DATA FOR REVIEW:
>>>

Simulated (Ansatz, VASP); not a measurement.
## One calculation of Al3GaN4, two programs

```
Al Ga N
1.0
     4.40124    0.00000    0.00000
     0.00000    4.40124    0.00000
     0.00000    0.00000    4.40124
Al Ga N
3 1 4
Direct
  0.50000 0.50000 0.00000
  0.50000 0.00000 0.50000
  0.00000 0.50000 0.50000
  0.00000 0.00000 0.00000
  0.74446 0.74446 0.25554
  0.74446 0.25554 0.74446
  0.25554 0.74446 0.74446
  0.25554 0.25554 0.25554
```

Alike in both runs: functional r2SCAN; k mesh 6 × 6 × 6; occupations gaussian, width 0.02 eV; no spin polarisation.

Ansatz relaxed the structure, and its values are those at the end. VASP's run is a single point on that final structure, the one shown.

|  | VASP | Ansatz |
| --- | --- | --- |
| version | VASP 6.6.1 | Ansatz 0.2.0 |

<<<

Exact reproduction is required: output the lines from the start of the entries above through the line with "Alike in both".

ANSWER SECTION:
Simulated (Ansatz, VASP); not a measurement.
## One calculation of Al3GaN4, two programs

```
Al Ga N
1.0
     4.40124    0.00000    0.00000
     0.00000    4.40124    0.00000
     0.00000    0.00000    4.40124
Al Ga N
3 1 4
Direct
  0.50000 0.50000 0.00000
  0.50000 0.00000 0.50000
  0.00000 0.50000 0.50000
  0.00000 0.00000 0.00000
  0.74446 0.74446 0.25554
  0.74446 0.25554 0.74446
  0.25554 0.74446 0.74446
  0.25554 0.25554 0.25554
```

Alike in both runs: functional r2SCAN; k mesh 6 × 6 × 6; occupations gaussian, width 0.02 eV; no spin polarisation.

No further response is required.